◆ **EXERCISE**
Please retype the records below exactly, from the first line down to and including the line with "Result: 4.85 eV.".

◆ **GIVEN INFORMATION**
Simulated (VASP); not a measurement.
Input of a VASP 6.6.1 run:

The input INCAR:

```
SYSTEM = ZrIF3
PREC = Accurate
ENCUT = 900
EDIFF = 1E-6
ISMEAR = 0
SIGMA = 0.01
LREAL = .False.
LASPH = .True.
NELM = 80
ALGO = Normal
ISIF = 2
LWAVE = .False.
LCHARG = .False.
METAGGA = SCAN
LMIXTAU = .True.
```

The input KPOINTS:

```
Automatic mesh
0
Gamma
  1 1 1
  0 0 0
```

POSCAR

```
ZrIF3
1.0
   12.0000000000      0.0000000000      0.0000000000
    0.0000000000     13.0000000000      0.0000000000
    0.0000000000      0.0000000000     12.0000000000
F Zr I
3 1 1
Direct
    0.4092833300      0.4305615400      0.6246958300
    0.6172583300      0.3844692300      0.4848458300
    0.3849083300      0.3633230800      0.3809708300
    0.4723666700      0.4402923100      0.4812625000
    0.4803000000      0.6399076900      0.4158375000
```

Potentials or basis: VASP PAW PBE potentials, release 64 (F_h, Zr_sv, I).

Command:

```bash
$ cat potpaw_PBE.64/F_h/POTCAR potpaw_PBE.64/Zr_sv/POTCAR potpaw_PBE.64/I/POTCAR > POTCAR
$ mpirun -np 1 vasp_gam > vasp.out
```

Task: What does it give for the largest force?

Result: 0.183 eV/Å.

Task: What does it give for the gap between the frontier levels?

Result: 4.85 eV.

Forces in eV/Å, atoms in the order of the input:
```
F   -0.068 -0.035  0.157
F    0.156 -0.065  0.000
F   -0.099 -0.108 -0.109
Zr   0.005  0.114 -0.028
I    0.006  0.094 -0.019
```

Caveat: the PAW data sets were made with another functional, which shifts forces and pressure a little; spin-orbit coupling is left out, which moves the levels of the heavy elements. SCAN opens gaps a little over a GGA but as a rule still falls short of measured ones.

◆ **EXPECTED ANSWER**
Simulated (VASP); not a measurement.
Input of a VASP 6.6.1 run:

The input INCAR:

```
SYSTEM = ZrIF3
PREC = Accurate
ENCUT = 900
EDIFF = 1E-6
ISMEAR = 0
SIGMA = 0.01
LREAL = .False.
LASPH = .True.
NELM = 80
ALGO = Normal
ISIF = 2
LWAVE = .False.
LCHARG = .False.
METAGGA = SCAN
LMIXTAU = .True.
```

The input KPOINTS:

```
Automatic mesh
0
Gamma
  1 1 1
  0 0 0
```

POSCAR

```
ZrIF3
1.0
   12.0000000000      0.0000000000      0.0000000000
    0.0000000000     13.0000000000      0.0000000000
    0.0000000000      0.0000000000     12.0000000000
F Zr I
3 1 1
Direct
    0.4092833300      0.4305615400      0.6246958300
    0.6172583300      0.3844692300      0.4848458300
    0.3849083300      0.3633230800      0.3809708300
    0.4723666700      0.4402923100      0.4812625000
    0.4803000000      0.6399076900      0.4158375000
```

Potentials or basis: VASP PAW PBE potentials, release 64 (F_h, Zr_sv, I).

Command:

```bash
$ cat potpaw_PBE.64/F_h/POTCAR potpaw_PBE.64/Zr_sv/POTCAR potpaw_PBE.64/I/POTCAR > POTCAR
$ mpirun -np 1 vasp_gam > vasp.out
```

Task: What does it give for the largest force?

Result: 0.183 eV/Å.

Task: What does it give for the gap between the frontier levels?

Result: 4.85 eV.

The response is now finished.